Work instruction » An exact transcript of all the records is required, with nothing left out.

╔══
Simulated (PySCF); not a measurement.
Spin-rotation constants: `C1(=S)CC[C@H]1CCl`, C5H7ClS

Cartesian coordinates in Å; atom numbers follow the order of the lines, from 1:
╚══

Task output »
Simulated (PySCF); not a measurement.
Spin-rotation constants: `C1(=S)CC[C@H]1CCl`, C5H7ClS

Cartesian coordinates in Å; atom numbers follow the order of the lines, from 1:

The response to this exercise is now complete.